::: Records shown
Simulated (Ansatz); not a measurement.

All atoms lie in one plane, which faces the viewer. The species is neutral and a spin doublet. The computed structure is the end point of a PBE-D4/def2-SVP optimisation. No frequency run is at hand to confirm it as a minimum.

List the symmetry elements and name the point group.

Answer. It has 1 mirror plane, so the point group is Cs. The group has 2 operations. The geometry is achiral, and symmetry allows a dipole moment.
::::::

● Task item: Out of the entries above, write out only the lines between the line holding "All atoms lie" and the line holding "List the symmetry", inclusive, each exactly as given.

● Answer area:
All atoms lie in one plane, which faces the viewer. The species is neutral and a spin doublet. The computed structure is the end point of a PBE-D4/def2-SVP optimisation. No frequency run is at hand to confirm it as a minimum.

List the symmetry elements and name the point group.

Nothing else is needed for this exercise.